TASK ITEM – Output the entries that follow, word for word.

Top of PROVIDED MATERIAL

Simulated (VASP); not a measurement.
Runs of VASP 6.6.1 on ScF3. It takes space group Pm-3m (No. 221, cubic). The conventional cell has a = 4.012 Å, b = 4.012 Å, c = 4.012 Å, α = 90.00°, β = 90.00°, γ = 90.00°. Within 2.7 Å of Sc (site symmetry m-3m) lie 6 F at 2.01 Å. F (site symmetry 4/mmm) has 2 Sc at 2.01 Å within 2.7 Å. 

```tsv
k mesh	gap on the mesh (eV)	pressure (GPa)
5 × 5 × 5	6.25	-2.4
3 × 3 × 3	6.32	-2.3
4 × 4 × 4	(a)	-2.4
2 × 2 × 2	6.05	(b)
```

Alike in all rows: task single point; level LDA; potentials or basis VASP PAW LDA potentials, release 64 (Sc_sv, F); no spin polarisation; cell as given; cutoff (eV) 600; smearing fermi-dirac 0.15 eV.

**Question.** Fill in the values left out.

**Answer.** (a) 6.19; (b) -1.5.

Bottom of PROVIDED MATERIAL

PROBLEM SOLUTION –
Simulated (VASP); not a measurement.
Runs of VASP 6.6.1 on ScF3. It takes space group Pm-3m (No. 221, cubic). The conventional cell has a = 4.012 Å, b = 4.012 Å, c = 4.012 Å, α = 90.00°, β = 90.00°, γ = 90.00°. Within 2.7 Å of Sc (site symmetry m-3m) lie 6 F at 2.01 Å. F (site symmetry 4/mmm) has 2 Sc at 2.01 Å within 2.7 Å. 

```tsv
k mesh	gap on the mesh (eV)	pressure (GPa)
5 × 5 × 5	6.25	-2.4
3 × 3 × 3	6.32	-2.3
4 × 4 × 4	(a)	-2.4
2 × 2 × 2	6.05	(b)
```

Alike in all rows: task single point; level LDA; potentials or basis VASP PAW LDA potentials, release 64 (Sc_sv, F); no spin polarisation; cell as given; cutoff (eV) 600; smearing fermi-dirac 0.15 eV.

**Question.** Fill in the values left out.

**Answer.** (a) 6.19; (b) -1.5.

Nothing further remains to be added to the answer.